● DATA UNDER STUDY:
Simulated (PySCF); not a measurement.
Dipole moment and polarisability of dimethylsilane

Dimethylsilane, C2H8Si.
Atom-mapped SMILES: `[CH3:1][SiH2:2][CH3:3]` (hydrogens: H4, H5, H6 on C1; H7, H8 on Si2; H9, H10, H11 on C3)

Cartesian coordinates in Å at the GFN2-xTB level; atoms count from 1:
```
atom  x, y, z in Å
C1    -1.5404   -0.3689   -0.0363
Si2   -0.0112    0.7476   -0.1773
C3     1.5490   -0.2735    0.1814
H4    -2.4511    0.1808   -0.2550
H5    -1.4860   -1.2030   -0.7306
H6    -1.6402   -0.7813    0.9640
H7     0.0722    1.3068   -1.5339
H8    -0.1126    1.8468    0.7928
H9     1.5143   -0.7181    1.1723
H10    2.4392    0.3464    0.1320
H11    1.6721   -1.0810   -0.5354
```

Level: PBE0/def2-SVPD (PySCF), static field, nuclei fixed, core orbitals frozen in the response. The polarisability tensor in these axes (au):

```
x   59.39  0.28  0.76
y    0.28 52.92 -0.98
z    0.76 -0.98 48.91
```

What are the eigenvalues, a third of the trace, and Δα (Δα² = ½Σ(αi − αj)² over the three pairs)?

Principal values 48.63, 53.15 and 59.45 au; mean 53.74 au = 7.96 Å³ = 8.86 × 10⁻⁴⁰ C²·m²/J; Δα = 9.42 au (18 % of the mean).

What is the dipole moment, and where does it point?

● BRIEF:
Reproduce each entry above exactly, keeping every character.

● EXERCISE OUTPUT:
Simulated (PySCF); not a measurement.
Dipole moment and polarisability of dimethylsilane

Dimethylsilane, C2H8Si.
Atom-mapped SMILES: `[CH3:1][SiH2:2][CH3:3]` (hydrogens: H4, H5, H6 on C1; H7, H8 on Si2; H9, H10, H11 on C3)

Cartesian coordinates in Å at the GFN2-xTB level; atoms count from 1:
```
atom  x, y, z in Å
C1    -1.5404   -0.3689   -0.0363
Si2   -0.0112    0.7476   -0.1773
C3     1.5490   -0.2735    0.1814
H4    -2.4511    0.1808   -0.2550
H5    -1.4860   -1.2030   -0.7306
H6    -1.6402   -0.7813    0.9640
H7     0.0722    1.3068   -1.5339
H8    -0.1126    1.8468    0.7928
H9     1.5143   -0.7181    1.1723
H10    2.4392    0.3464    0.1320
H11    1.6721   -1.0810   -0.5354
```

Level: PBE0/def2-SVPD (PySCF), static field, nuclei fixed, core orbitals frozen in the response. The polarisability tensor in these axes (au):

```
x   59.39  0.28  0.76
y    0.28 52.92 -0.98
z    0.76 -0.98 48.91
```

What are the eigenvalues, a third of the trace, and Δα (Δα² = ½Σ(αi − αj)² over the three pairs)?

Principal values 48.63, 53.15 and 59.45 au; mean 53.74 au = 7.96 Å³ = 8.86 × 10⁻⁴⁰ C²·m²/J; Δα = 9.42 au (18 % of the mean).

What is the dipole moment, and where does it point?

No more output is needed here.